Work order:
Once you have located the line containing "Hardware: 1 thread" in the material below, return it exactly along with each line after it through the line containing "Question: How long".

Material provided:
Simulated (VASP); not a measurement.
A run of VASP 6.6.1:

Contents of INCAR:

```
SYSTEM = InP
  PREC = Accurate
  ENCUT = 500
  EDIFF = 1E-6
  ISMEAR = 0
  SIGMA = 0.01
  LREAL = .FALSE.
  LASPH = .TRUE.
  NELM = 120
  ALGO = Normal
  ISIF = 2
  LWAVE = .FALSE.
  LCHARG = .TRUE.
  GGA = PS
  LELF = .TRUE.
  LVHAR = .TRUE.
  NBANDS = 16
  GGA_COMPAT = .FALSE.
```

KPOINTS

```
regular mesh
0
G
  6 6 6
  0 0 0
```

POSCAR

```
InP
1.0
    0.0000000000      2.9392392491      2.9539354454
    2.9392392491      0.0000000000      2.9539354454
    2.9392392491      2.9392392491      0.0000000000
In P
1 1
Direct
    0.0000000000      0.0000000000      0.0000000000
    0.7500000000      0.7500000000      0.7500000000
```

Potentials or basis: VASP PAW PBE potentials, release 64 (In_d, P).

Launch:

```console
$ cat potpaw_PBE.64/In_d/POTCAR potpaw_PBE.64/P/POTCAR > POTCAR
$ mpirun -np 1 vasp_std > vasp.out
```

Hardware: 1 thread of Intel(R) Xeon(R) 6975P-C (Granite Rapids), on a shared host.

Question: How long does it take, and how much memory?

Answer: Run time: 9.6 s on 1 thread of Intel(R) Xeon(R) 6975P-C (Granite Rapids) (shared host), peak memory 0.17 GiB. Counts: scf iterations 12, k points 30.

Worked solution:
Hardware: 1 thread of Intel(R) Xeon(R) 6975P-C (Granite Rapids), on a shared host.

Question: How long does it take, and how much memory?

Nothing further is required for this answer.